++++++++

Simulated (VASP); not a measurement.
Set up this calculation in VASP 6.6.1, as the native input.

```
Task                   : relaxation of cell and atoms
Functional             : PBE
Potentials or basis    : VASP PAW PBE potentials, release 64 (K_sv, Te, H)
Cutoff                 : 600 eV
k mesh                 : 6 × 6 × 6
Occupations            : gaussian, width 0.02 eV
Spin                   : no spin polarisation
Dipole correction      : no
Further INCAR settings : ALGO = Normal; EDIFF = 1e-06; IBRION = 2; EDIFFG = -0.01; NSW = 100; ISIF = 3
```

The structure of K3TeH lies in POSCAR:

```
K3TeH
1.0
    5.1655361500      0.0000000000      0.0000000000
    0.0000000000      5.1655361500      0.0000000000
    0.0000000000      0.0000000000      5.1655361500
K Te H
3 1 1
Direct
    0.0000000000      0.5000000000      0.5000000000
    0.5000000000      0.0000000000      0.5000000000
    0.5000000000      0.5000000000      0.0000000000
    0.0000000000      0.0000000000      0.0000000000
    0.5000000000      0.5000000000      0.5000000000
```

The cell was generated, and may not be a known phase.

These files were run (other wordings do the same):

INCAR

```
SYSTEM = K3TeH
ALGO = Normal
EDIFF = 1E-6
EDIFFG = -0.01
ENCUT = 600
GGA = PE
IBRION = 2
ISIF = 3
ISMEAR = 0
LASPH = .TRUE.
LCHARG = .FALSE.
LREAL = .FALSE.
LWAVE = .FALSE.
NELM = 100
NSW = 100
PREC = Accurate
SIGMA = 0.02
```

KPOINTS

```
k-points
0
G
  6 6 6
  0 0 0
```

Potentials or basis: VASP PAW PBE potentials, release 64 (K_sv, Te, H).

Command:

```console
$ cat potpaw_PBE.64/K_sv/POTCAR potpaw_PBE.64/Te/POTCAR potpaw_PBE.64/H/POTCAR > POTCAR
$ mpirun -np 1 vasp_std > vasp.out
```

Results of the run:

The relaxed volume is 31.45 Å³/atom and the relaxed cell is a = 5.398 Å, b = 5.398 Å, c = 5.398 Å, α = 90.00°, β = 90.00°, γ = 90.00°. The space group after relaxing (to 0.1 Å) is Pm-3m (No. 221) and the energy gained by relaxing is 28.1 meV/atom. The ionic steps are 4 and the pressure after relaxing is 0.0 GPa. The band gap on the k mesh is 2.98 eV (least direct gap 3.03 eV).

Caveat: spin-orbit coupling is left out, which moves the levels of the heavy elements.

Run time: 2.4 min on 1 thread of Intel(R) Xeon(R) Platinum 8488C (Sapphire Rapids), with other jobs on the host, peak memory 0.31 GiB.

++++++++

> Activity:
Exactly the lines from the start of the entries through the one bearing "The relaxed volume" are to be output, with both ends included.

> Answer space:
Simulated (VASP); not a measurement.
Set up this calculation in VASP 6.6.1, as the native input.

```
Task                   : relaxation of cell and atoms
Functional             : PBE
Potentials or basis    : VASP PAW PBE potentials, release 64 (K_sv, Te, H)
Cutoff                 : 600 eV
k mesh                 : 6 × 6 × 6
Occupations            : gaussian, width 0.02 eV
Spin                   : no spin polarisation
Dipole correction      : no
Further INCAR settings : ALGO = Normal; EDIFF = 1e-06; IBRION = 2; EDIFFG = -0.01; NSW = 100; ISIF = 3
```

The structure of K3TeH lies in POSCAR:

```
K3TeH
1.0
    5.1655361500      0.0000000000      0.0000000000
    0.0000000000      5.1655361500      0.0000000000
    0.0000000000      0.0000000000      5.1655361500
K Te H
3 1 1
Direct
    0.0000000000      0.5000000000      0.5000000000
    0.5000000000      0.0000000000      0.5000000000
    0.5000000000      0.5000000000      0.0000000000
    0.0000000000      0.0000000000      0.0000000000
    0.5000000000      0.5000000000      0.5000000000
```

The cell was generated, and may not be a known phase.

These files were run (other wordings do the same):

INCAR

```
SYSTEM = K3TeH
ALGO = Normal
EDIFF = 1E-6
EDIFFG = -0.01
ENCUT = 600
GGA = PE
IBRION = 2
ISIF = 3
ISMEAR = 0
LASPH = .TRUE.
LCHARG = .FALSE.
LREAL = .FALSE.
LWAVE = .FALSE.
NELM = 100
NSW = 100
PREC = Accurate
SIGMA = 0.02
```

KPOINTS

```
k-points
0
G
  6 6 6
  0 0 0
```

Potentials or basis: VASP PAW PBE potentials, release 64 (K_sv, Te, H).

Command:

```console
$ cat potpaw_PBE.64/K_sv/POTCAR potpaw_PBE.64/Te/POTCAR potpaw_PBE.64/H/POTCAR > POTCAR
$ mpirun -np 1 vasp_std > vasp.out
```

Results of the run:

The relaxed volume is 31.45 Å³/atom and the relaxed cell is a = 5.398 Å, b = 5.398 Å, c = 5.398 Å, α = 90.00°, β = 90.00°, γ = 90.00°. The space group after relaxing (to 0.1 Å) is Pm-3m (No. 221) and the energy gained by relaxing is 28.1 meV/atom. The ionic steps are 4 and the pressure after relaxing is 0.0 GPa. The band gap on the k mesh is 2.98 eV (least direct gap 3.03 eV).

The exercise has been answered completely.